_Action item_: Set down the lines of the data exactly, starting at the first and stopping after the line containing "Base settings: basis.ecutwfc".

[Listed entries]

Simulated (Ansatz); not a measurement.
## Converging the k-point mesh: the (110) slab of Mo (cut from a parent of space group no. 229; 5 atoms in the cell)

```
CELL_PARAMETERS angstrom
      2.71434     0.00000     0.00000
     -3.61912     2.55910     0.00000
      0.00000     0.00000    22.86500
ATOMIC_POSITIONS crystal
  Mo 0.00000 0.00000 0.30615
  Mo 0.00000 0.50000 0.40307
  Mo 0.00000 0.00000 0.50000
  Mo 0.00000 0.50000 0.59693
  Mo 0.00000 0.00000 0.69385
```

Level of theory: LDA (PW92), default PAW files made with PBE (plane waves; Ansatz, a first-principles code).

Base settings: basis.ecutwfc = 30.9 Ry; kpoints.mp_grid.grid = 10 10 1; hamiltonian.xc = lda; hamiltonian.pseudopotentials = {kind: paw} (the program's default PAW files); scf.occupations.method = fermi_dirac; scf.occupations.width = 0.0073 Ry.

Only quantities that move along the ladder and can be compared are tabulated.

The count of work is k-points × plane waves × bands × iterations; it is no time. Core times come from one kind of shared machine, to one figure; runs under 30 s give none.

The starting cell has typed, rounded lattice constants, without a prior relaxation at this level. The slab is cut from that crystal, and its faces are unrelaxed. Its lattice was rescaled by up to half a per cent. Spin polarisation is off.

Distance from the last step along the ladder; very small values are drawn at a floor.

[/Listed entries]

_Problem solution_:
Simulated (Ansatz); not a measurement.
## Converging the k-point mesh: the (110) slab of Mo (cut from a parent of space group no. 229; 5 atoms in the cell)

```
CELL_PARAMETERS angstrom
      2.71434     0.00000     0.00000
     -3.61912     2.55910     0.00000
      0.00000     0.00000    22.86500
ATOMIC_POSITIONS crystal
  Mo 0.00000 0.00000 0.30615
  Mo 0.00000 0.50000 0.40307
  Mo 0.00000 0.00000 0.50000
  Mo 0.00000 0.50000 0.59693
  Mo 0.00000 0.00000 0.69385
```

Level of theory: LDA (PW92), default PAW files made with PBE (plane waves; Ansatz, a first-principles code).

Base settings: basis.ecutwfc = 30.9 Ry; kpoints.mp_grid.grid = 10 10 1; hamiltonian.xc = lda; hamiltonian.pseudopotentials = {kind: paw} (the program's default PAW files); scf.occupations.method = fermi_dirac; scf.occupations.width = 0.0073 Ry.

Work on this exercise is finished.